Work order |
Please print out every line of the material, unchanged.

:::::

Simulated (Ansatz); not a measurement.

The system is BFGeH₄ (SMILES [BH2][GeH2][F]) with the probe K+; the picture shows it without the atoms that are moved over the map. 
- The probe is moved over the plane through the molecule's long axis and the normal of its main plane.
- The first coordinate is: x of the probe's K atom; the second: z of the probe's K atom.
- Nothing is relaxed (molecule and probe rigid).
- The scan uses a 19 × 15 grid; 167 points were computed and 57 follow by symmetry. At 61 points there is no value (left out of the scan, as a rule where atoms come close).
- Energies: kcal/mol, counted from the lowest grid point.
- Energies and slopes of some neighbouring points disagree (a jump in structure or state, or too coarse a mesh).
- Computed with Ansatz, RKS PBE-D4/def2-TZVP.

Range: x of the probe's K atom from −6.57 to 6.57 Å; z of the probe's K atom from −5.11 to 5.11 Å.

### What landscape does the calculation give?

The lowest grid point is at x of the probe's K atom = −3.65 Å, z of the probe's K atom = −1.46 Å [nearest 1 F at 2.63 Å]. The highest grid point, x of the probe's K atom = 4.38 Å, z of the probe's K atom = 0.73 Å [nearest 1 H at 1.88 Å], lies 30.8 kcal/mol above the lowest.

:::::

Solution |
Simulated (Ansatz); not a measurement.

The system is BFGeH₄ (SMILES [BH2][GeH2][F]) with the probe K+; the picture shows it without the atoms that are moved over the map. 
- The probe is moved over the plane through the molecule's long axis and the normal of its main plane.
- The first coordinate is: x of the probe's K atom; the second: z of the probe's K atom.
- Nothing is relaxed (molecule and probe rigid).
- The scan uses a 19 × 15 grid; 167 points were computed and 57 follow by symmetry. At 61 points there is no value (left out of the scan, as a rule where atoms come close).
- Energies: kcal/mol, counted from the lowest grid point.
- Energies and slopes of some neighbouring points disagree (a jump in structure or state, or too coarse a mesh).
- Computed with Ansatz, RKS PBE-D4/def2-TZVP.

Range: x of the probe's K atom from −6.57 to 6.57 Å; z of the probe's K atom from −5.11 to 5.11 Å.

### What landscape does the calculation give?

The lowest grid point is at x of the probe's K atom = −3.65 Å, z of the probe's K atom = −1.46 Å [nearest 1 F at 2.63 Å]. The highest grid point, x of the probe's K atom = 4.38 Å, z of the probe's K atom = 0.73 Å [nearest 1 H at 1.88 Å], lies 30.8 kcal/mol above the lowest.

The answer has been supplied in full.